◆ Work request
The lines from the start of the listing through the line containing "Simulation results for" should be printed exactly, and no other lines should be printed.

==================================================

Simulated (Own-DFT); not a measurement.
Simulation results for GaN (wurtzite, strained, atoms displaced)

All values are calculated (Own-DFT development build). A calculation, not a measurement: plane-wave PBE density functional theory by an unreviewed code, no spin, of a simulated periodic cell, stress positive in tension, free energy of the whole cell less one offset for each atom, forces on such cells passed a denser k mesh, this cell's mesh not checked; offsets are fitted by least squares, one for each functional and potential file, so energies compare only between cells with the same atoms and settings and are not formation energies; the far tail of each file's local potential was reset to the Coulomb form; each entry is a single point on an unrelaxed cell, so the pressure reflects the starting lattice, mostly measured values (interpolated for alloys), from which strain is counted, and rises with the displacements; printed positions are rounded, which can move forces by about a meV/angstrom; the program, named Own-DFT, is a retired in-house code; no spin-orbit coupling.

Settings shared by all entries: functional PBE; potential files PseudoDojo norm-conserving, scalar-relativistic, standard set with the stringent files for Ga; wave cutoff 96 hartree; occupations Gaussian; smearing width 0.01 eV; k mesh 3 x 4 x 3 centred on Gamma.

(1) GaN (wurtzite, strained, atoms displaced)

==================================================

◆ Written solution
Simulated (Own-DFT); not a measurement.
Simulation results for GaN (wurtzite, strained, atoms displaced)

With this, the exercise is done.